Work instruction
Look below for the line that contains "Alike in both", then copy it and each following line exactly, through and including the line that contains "VASP's potentials were".

Extracted records
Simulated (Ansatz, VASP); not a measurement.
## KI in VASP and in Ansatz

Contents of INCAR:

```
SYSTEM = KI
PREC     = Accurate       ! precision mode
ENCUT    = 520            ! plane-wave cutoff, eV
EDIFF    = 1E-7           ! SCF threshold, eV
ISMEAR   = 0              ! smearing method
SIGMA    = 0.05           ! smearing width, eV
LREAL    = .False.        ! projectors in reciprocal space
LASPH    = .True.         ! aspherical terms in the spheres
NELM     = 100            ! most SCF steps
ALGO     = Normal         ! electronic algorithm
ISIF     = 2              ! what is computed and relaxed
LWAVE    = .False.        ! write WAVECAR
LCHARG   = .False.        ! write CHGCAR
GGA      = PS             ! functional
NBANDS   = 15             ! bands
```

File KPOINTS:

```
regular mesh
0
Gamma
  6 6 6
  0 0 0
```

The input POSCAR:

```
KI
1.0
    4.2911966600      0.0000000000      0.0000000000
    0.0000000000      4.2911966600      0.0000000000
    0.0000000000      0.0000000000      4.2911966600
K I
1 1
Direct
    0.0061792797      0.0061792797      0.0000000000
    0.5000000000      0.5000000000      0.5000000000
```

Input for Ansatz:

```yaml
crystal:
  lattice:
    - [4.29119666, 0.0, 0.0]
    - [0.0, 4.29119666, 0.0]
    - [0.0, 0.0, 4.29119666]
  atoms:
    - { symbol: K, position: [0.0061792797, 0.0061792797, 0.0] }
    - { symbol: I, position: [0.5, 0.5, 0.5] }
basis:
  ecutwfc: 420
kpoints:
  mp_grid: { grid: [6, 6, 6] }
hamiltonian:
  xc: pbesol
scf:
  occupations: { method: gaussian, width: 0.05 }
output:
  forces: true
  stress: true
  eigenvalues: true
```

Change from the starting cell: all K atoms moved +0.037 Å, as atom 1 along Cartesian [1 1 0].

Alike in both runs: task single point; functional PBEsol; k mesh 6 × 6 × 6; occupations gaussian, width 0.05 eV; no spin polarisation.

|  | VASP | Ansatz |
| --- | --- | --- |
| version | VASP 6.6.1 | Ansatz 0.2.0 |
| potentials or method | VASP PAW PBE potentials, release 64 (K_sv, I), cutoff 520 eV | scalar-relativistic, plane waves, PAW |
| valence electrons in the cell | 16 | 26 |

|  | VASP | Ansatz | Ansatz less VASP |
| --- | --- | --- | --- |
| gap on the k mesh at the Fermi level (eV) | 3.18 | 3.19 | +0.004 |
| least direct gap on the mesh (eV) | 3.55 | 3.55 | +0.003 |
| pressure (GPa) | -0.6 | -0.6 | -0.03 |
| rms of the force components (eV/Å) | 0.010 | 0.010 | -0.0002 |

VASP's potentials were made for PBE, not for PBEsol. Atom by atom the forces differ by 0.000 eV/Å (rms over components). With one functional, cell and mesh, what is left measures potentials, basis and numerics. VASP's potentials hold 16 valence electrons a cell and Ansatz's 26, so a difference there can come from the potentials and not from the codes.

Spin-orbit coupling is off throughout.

Your response
Alike in both runs: task single point; functional PBEsol; k mesh 6 × 6 × 6; occupations gaussian, width 0.05 eV; no spin polarisation.

|  | VASP | Ansatz |
| --- | --- | --- |
| version | VASP 6.6.1 | Ansatz 0.2.0 |
| potentials or method | VASP PAW PBE potentials, release 64 (K_sv, I), cutoff 520 eV | scalar-relativistic, plane waves, PAW |
| valence electrons in the cell | 16 | 26 |

|  | VASP | Ansatz | Ansatz less VASP |
| --- | --- | --- | --- |
| gap on the k mesh at the Fermi level (eV) | 3.18 | 3.19 | +0.004 |
| least direct gap on the mesh (eV) | 3.55 | 3.55 | +0.003 |
| pressure (GPa) | -0.6 | -0.6 | -0.03 |
| rms of the force components (eV/Å) | 0.010 | 0.010 | -0.0002 |

VASP's potentials were made for PBE, not for PBEsol. Atom by atom the forces differ by 0.000 eV/Å (rms over components). With one functional, cell and mesh, what is left measures potentials, basis and numerics. VASP's potentials hold 16 valence electrons a cell and Ansatz's 26, so a difference there can come from the potentials and not from the codes.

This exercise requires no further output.